%%

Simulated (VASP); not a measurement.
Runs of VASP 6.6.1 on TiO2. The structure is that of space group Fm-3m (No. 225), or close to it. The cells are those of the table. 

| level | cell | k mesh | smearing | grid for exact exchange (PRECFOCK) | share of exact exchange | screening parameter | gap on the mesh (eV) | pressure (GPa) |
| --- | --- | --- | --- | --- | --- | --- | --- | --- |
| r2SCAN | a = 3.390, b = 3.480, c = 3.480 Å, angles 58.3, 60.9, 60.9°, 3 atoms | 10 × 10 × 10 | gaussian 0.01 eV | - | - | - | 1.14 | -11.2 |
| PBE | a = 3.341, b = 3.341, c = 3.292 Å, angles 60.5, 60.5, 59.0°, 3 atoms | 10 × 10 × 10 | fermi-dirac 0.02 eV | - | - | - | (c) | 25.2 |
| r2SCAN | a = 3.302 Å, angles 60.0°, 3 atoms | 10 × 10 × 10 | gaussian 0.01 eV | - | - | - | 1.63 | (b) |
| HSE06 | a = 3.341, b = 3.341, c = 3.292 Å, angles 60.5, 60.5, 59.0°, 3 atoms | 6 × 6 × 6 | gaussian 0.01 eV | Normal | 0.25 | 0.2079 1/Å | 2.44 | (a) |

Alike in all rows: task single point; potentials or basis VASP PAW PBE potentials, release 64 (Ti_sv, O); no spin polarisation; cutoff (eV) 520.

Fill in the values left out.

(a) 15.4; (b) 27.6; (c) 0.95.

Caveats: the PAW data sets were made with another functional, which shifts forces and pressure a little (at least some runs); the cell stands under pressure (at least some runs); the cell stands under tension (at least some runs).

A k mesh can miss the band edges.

%%

ACTIVITY: Transcribe, please, every line from the first line of the listing above through the line with "1.14 | -11.2 |". Keep both ends and nothing else.

ANSWER SECTION:
Simulated (VASP); not a measurement.
Runs of VASP 6.6.1 on TiO2. The structure is that of space group Fm-3m (No. 225), or close to it. The cells are those of the table. 

| level | cell | k mesh | smearing | grid for exact exchange (PRECFOCK) | share of exact exchange | screening parameter | gap on the mesh (eV) | pressure (GPa) |
| --- | --- | --- | --- | --- | --- | --- | --- | --- |
| r2SCAN | a = 3.390, b = 3.480, c = 3.480 Å, angles 58.3, 60.9, 60.9°, 3 atoms | 10 × 10 × 10 | gaussian 0.01 eV | - | - | - | 1.14 | -11.2 |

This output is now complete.